*Information given*:
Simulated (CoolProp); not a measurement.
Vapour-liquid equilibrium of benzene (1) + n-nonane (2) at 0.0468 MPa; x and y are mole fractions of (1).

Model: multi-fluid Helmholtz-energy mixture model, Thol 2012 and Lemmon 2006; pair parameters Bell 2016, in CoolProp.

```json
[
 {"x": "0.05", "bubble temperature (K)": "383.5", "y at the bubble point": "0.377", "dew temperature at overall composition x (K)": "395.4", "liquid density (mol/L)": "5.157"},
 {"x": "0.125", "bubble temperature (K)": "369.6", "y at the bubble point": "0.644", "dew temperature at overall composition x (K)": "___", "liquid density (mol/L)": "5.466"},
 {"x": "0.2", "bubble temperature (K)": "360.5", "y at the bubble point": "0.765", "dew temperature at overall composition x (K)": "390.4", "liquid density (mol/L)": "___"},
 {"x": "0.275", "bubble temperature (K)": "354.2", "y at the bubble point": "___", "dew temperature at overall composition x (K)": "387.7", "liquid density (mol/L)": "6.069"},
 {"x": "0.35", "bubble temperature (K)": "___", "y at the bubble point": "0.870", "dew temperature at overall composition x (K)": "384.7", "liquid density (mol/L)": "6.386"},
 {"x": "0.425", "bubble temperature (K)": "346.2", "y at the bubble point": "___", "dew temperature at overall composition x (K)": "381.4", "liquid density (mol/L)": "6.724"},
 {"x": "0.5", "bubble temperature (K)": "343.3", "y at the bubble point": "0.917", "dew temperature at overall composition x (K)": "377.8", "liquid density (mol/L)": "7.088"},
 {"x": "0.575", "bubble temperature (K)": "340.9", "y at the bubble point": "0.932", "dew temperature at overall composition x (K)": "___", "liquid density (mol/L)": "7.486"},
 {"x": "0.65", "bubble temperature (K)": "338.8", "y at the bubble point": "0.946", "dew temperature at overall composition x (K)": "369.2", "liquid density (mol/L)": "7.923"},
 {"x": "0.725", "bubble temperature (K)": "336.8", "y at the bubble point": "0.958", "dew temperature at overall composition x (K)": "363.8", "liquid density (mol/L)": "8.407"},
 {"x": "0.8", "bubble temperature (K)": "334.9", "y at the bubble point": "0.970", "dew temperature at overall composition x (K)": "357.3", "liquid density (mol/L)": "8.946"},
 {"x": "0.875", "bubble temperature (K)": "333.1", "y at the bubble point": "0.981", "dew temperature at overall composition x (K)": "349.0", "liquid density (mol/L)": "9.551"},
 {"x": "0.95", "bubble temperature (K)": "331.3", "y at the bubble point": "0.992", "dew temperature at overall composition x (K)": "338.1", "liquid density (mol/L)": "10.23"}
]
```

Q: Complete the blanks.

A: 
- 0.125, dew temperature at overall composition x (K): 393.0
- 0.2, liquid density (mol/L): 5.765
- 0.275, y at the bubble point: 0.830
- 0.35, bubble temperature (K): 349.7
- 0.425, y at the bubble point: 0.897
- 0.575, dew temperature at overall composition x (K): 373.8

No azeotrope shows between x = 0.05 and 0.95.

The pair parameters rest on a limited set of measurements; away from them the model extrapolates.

*Assignment*: Output only an exact transcription of the lines above from the one with "Q: Complete the blanks." up to and including the one with "- 0.425, y at the bubble point: 0.897".

*Expected answer*:
Q: Complete the blanks.

A: 
- 0.125, dew temperature at overall composition x (K): 393.0
- 0.2, liquid density (mol/L): 5.765
- 0.275, y at the bubble point: 0.830
- 0.35, bubble temperature (K): 349.7
- 0.425, y at the bubble point: 0.897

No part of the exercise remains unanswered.